---------- DATA FOR ANALYSIS
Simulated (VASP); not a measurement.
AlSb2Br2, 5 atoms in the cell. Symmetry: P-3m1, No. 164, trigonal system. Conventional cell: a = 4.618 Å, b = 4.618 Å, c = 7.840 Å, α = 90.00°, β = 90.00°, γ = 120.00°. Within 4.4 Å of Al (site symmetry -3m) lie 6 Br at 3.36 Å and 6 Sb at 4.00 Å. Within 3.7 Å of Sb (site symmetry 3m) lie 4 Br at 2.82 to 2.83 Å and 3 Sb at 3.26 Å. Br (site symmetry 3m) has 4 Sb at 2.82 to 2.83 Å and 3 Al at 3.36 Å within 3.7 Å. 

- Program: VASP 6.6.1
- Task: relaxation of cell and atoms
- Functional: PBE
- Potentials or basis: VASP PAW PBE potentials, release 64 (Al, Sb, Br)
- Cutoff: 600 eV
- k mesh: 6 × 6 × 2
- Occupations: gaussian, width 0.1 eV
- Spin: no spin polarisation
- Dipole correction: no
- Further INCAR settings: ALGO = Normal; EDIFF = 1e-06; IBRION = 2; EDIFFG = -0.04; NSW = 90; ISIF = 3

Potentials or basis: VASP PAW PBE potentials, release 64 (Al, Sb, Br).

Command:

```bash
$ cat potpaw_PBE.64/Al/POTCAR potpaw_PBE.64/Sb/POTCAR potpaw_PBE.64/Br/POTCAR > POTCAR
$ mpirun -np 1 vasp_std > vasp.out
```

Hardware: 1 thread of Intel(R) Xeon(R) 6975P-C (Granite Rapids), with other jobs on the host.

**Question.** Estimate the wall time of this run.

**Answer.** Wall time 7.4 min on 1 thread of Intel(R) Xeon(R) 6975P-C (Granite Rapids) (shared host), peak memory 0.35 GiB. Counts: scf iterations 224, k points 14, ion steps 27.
--------------------

◆ REQUIREMENT ◆
Only one stretch of the entries above is wanted: the lines from the one containing "- Potentials or" through the one containing "of this run.". Please reproduce it exactly.

◆ EXERCISE SOLUTION ◆
- Potentials or basis: VASP PAW PBE potentials, release 64 (Al, Sb, Br)
- Cutoff: 600 eV
- k mesh: 6 × 6 × 2
- Occupations: gaussian, width 0.1 eV
- Spin: no spin polarisation
- Dipole correction: no
- Further INCAR settings: ALGO = Normal; EDIFF = 1e-06; IBRION = 2; EDIFFG = -0.04; NSW = 90; ISIF = 3

Potentials or basis: VASP PAW PBE potentials, release 64 (Al, Sb, Br).

Command:

```bash
$ cat potpaw_PBE.64/Al/POTCAR potpaw_PBE.64/Sb/POTCAR potpaw_PBE.64/Br/POTCAR > POTCAR
$ mpirun -np 1 vasp_std > vasp.out
```

Hardware: 1 thread of Intel(R) Xeon(R) 6975P-C (Granite Rapids), with other jobs on the host.

**Question.** Estimate the wall time of this run.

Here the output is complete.